EXERCISE = In the response, each entry below should appear again exactly as given.

RECORD SET =
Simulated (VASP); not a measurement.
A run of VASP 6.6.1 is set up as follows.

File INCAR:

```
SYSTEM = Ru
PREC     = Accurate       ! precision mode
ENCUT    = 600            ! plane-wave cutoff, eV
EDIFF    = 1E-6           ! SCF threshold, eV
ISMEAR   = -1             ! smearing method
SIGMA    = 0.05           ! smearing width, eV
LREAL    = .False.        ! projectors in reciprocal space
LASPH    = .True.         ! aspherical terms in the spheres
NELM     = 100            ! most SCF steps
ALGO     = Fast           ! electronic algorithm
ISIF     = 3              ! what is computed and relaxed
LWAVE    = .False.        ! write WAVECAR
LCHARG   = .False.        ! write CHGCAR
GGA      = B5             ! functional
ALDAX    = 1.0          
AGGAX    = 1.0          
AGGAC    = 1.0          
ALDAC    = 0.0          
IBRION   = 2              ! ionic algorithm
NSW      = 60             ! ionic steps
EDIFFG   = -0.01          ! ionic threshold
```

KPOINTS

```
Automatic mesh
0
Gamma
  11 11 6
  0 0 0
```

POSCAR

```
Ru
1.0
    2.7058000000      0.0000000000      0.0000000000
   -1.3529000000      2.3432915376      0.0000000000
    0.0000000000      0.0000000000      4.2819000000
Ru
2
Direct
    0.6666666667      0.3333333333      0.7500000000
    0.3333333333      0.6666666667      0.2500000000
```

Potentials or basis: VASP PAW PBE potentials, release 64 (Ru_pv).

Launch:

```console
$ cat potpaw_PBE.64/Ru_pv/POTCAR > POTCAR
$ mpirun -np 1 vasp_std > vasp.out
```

TASK OUTPUT =
Simulated (VASP); not a measurement.
A run of VASP 6.6.1 is set up as follows.

File INCAR:

```
SYSTEM = Ru
PREC     = Accurate       ! precision mode
ENCUT    = 600            ! plane-wave cutoff, eV
EDIFF    = 1E-6           ! SCF threshold, eV
ISMEAR   = -1             ! smearing method
SIGMA    = 0.05           ! smearing width, eV
LREAL    = .False.        ! projectors in reciprocal space
LASPH    = .True.         ! aspherical terms in the spheres
NELM     = 100            ! most SCF steps
ALGO     = Fast           ! electronic algorithm
ISIF     = 3              ! what is computed and relaxed
LWAVE    = .False.        ! write WAVECAR
LCHARG   = .False.        ! write CHGCAR
GGA      = B5             ! functional
ALDAX    = 1.0          
AGGAX    = 1.0          
AGGAC    = 1.0          
ALDAC    = 0.0          
IBRION   = 2              ! ionic algorithm
NSW      = 60             ! ionic steps
EDIFFG   = -0.01          ! ionic threshold
```

KPOINTS

```
Automatic mesh
0
Gamma
  11 11 6
  0 0 0
```

POSCAR

```
Ru
1.0
    2.7058000000      0.0000000000      0.0000000000
   -1.3529000000      2.3432915376      0.0000000000
    0.0000000000      0.0000000000      4.2819000000
Ru
2
Direct
    0.6666666667      0.3333333333      0.7500000000
    0.3333333333      0.6666666667      0.2500000000
```

Potentials or basis: VASP PAW PBE potentials, release 64 (Ru_pv).

Launch:

```console
$ cat potpaw_PBE.64/Ru_pv/POTCAR > POTCAR
$ mpirun -np 1 vasp_std > vasp.out
```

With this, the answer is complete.